* Activity:
Lines from the beginning of the data through the line containing "Computed with optB86b-vdW, VASP's" are to be copied exactly, with no other line included.

* Source information:
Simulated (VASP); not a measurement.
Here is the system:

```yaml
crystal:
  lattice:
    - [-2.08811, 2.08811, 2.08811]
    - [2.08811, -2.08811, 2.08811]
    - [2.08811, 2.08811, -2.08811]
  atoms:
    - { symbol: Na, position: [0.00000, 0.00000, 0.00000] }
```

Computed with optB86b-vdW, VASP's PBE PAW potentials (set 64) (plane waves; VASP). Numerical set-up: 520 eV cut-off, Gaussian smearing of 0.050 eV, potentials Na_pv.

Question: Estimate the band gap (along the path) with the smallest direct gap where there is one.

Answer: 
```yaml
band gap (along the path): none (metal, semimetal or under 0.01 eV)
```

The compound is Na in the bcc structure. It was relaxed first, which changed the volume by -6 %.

* Task solution:
Simulated (VASP); not a measurement.
Here is the system:

```yaml
crystal:
  lattice:
    - [-2.08811, 2.08811, 2.08811]
    - [2.08811, -2.08811, 2.08811]
    - [2.08811, 2.08811, -2.08811]
  atoms:
    - { symbol: Na, position: [0.00000, 0.00000, 0.00000] }
```

Computed with optB86b-vdW, VASP's PBE PAW potentials (set 64) (plane waves; VASP). Numerical set-up: 520 eV cut-off, Gaussian smearing of 0.050 eV, potentials Na_pv.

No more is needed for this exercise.